=-=-=-=-=
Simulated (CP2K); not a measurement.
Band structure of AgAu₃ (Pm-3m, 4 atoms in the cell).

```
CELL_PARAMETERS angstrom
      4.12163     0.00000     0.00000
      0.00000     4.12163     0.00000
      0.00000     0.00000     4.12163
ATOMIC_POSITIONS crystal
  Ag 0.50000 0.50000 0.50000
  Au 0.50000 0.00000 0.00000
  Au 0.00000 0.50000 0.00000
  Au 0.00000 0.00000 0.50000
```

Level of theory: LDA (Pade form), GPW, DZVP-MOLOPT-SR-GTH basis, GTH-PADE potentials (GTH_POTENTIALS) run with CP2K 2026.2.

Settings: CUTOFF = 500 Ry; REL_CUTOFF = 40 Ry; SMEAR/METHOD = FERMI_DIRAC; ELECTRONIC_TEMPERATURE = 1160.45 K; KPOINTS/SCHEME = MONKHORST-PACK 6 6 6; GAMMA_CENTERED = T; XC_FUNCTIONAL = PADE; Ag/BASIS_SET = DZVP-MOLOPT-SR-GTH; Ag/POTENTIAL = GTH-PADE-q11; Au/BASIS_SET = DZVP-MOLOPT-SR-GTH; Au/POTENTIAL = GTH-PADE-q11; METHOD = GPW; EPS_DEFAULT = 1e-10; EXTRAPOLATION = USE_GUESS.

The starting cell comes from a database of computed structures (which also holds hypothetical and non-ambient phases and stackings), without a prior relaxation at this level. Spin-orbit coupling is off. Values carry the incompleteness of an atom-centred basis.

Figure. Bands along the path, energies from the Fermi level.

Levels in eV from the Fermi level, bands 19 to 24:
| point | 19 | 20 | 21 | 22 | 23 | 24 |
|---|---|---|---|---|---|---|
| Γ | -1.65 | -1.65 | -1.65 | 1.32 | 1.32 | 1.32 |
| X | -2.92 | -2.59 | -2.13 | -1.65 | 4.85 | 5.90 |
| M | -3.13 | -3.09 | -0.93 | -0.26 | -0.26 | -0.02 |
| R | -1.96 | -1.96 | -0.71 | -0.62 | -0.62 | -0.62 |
=-=-=-=-=

● Work item
Exactly as they appear, please write out the lines from the opening of the listing above down to the line containing "Level of theory: LDA", with both end lines included.

● Exercise response
Simulated (CP2K); not a measurement.
Band structure of AgAu₃ (Pm-3m, 4 atoms in the cell).

```
CELL_PARAMETERS angstrom
      4.12163     0.00000     0.00000
      0.00000     4.12163     0.00000
      0.00000     0.00000     4.12163
ATOMIC_POSITIONS crystal
  Ag 0.50000 0.50000 0.50000
  Au 0.50000 0.00000 0.00000
  Au 0.00000 0.50000 0.00000
  Au 0.00000 0.00000 0.50000
```

Level of theory: LDA (Pade form), GPW, DZVP-MOLOPT-SR-GTH basis, GTH-PADE potentials (GTH_POTENTIALS) run with CP2K 2026.2.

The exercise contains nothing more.